══ INFORMATION SHOWN

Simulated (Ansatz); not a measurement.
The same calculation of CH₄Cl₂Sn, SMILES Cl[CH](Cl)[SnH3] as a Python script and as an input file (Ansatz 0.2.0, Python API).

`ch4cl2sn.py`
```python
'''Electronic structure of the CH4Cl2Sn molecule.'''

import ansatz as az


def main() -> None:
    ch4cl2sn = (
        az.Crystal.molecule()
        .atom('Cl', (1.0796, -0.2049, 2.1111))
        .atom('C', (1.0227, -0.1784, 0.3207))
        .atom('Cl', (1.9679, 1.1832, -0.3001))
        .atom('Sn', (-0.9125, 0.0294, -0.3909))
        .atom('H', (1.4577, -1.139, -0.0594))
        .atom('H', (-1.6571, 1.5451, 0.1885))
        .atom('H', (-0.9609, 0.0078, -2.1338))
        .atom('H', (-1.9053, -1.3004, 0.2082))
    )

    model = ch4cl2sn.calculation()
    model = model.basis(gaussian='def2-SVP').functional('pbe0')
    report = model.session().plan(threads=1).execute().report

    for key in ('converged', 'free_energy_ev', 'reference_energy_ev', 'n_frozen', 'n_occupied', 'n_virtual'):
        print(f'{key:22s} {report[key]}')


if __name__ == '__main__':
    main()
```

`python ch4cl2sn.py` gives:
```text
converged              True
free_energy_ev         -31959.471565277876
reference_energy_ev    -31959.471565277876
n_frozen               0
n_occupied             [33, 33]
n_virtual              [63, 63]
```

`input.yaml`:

════

◆ ACTIVITY
Extract the listing in its entirety and repeat it exactly.

◆ EXERCISE SOLUTION
Simulated (Ansatz); not a measurement.
The same calculation of CH₄Cl₂Sn, SMILES Cl[CH](Cl)[SnH3] as a Python script and as an input file (Ansatz 0.2.0, Python API).

`ch4cl2sn.py`
```python
'''Electronic structure of the CH4Cl2Sn molecule.'''

import ansatz as az


def main() -> None:
    ch4cl2sn = (
        az.Crystal.molecule()
        .atom('Cl', (1.0796, -0.2049, 2.1111))
        .atom('C', (1.0227, -0.1784, 0.3207))
        .atom('Cl', (1.9679, 1.1832, -0.3001))
        .atom('Sn', (-0.9125, 0.0294, -0.3909))
        .atom('H', (1.4577, -1.139, -0.0594))
        .atom('H', (-1.6571, 1.5451, 0.1885))
        .atom('H', (-0.9609, 0.0078, -2.1338))
        .atom('H', (-1.9053, -1.3004, 0.2082))
    )

    model = ch4cl2sn.calculation()
    model = model.basis(gaussian='def2-SVP').functional('pbe0')
    report = model.session().plan(threads=1).execute().report

    for key in ('converged', 'free_energy_ev', 'reference_energy_ev', 'n_frozen', 'n_occupied', 'n_virtual'):
        print(f'{key:22s} {report[key]}')


if __name__ == '__main__':
    main()
```

`python ch4cl2sn.py` gives:
```text
converged              True
free_energy_ev         -31959.471565277876
reference_energy_ev    -31959.471565277876
n_frozen               0
n_occupied             [33, 33]
n_virtual              [63, 63]
```

`input.yaml`:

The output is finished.